= = = = = = =

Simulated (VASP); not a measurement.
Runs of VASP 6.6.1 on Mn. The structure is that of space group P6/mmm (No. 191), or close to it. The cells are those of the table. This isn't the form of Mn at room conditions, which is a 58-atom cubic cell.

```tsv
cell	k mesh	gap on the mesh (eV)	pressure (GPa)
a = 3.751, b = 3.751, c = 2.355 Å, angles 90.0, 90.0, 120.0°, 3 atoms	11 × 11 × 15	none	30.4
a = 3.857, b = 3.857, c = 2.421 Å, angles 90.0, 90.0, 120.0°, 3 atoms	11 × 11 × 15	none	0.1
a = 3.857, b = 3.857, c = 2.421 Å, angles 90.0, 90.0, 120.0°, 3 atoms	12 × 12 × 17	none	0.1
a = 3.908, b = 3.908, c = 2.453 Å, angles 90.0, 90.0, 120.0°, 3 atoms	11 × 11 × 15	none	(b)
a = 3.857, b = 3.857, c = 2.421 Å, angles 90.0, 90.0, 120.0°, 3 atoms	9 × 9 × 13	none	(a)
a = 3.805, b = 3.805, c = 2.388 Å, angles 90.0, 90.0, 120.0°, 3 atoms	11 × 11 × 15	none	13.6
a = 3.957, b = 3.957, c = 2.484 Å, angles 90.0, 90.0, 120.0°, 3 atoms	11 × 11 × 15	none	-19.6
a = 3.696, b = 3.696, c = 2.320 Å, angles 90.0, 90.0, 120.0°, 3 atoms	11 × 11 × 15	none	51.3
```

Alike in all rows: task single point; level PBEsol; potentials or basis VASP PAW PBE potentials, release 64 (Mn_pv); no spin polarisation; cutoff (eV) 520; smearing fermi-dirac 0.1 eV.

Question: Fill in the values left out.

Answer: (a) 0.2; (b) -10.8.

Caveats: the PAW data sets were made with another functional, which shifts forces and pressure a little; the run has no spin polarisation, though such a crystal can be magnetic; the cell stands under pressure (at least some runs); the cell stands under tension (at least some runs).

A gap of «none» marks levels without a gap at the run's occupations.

= = = = = = =

* _Work item_
Print exactly, and only, the lines beginning at the top of the listing and ending at the line with "Answer: (a) 0.2; (b) -10.8.".

* _Response_
Simulated (VASP); not a measurement.
Runs of VASP 6.6.1 on Mn. The structure is that of space group P6/mmm (No. 191), or close to it. The cells are those of the table. This isn't the form of Mn at room conditions, which is a 58-atom cubic cell.

```tsv
cell	k mesh	gap on the mesh (eV)	pressure (GPa)
a = 3.751, b = 3.751, c = 2.355 Å, angles 90.0, 90.0, 120.0°, 3 atoms	11 × 11 × 15	none	30.4
a = 3.857, b = 3.857, c = 2.421 Å, angles 90.0, 90.0, 120.0°, 3 atoms	11 × 11 × 15	none	0.1
a = 3.857, b = 3.857, c = 2.421 Å, angles 90.0, 90.0, 120.0°, 3 atoms	12 × 12 × 17	none	0.1
a = 3.908, b = 3.908, c = 2.453 Å, angles 90.0, 90.0, 120.0°, 3 atoms	11 × 11 × 15	none	(b)
a = 3.857, b = 3.857, c = 2.421 Å, angles 90.0, 90.0, 120.0°, 3 atoms	9 × 9 × 13	none	(a)
a = 3.805, b = 3.805, c = 2.388 Å, angles 90.0, 90.0, 120.0°, 3 atoms	11 × 11 × 15	none	13.6
a = 3.957, b = 3.957, c = 2.484 Å, angles 90.0, 90.0, 120.0°, 3 atoms	11 × 11 × 15	none	-19.6
a = 3.696, b = 3.696, c = 2.320 Å, angles 90.0, 90.0, 120.0°, 3 atoms	11 × 11 × 15	none	51.3
```

Alike in all rows: task single point; level PBEsol; potentials or basis VASP PAW PBE potentials, release 64 (Mn_pv); no spin polarisation; cutoff (eV) 520; smearing fermi-dirac 0.1 eV.

Question: Fill in the values left out.

Answer: (a) 0.2; (b) -10.8.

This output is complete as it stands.